- Material provided:
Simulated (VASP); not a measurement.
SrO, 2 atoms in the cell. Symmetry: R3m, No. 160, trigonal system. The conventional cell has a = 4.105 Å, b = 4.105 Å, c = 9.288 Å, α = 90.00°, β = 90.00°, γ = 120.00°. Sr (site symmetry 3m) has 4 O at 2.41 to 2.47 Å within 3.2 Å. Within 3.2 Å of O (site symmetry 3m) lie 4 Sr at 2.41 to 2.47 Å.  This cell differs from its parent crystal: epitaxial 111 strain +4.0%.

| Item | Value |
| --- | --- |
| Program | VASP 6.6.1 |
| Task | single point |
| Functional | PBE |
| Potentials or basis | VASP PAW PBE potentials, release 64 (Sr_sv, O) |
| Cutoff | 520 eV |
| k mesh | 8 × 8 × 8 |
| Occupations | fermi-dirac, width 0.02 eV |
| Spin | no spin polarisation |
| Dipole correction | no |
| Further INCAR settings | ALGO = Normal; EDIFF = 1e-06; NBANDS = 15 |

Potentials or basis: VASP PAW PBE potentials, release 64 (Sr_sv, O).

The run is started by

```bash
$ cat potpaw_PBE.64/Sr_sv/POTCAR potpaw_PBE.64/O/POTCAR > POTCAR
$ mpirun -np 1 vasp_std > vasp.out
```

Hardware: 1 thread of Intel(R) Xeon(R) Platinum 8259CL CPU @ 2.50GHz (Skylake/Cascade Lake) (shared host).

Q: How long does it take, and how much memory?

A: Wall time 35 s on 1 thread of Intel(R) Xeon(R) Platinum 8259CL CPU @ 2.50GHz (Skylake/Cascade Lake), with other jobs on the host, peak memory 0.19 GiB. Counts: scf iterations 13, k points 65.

- Action item: Set down exactly the lines from the opening line of the material through the line in which "width 0.02 eV |" occurs, both included, and no other lines.

- Exercise result:
Simulated (VASP); not a measurement.
SrO, 2 atoms in the cell. Symmetry: R3m, No. 160, trigonal system. The conventional cell has a = 4.105 Å, b = 4.105 Å, c = 9.288 Å, α = 90.00°, β = 90.00°, γ = 120.00°. Sr (site symmetry 3m) has 4 O at 2.41 to 2.47 Å within 3.2 Å. Within 3.2 Å of O (site symmetry 3m) lie 4 Sr at 2.41 to 2.47 Å.  This cell differs from its parent crystal: epitaxial 111 strain +4.0%.

| Item | Value |
| --- | --- |
| Program | VASP 6.6.1 |
| Task | single point |
| Functional | PBE |
| Potentials or basis | VASP PAW PBE potentials, release 64 (Sr_sv, O) |
| Cutoff | 520 eV |
| k mesh | 8 × 8 × 8 |
| Occupations | fermi-dirac, width 0.02 eV |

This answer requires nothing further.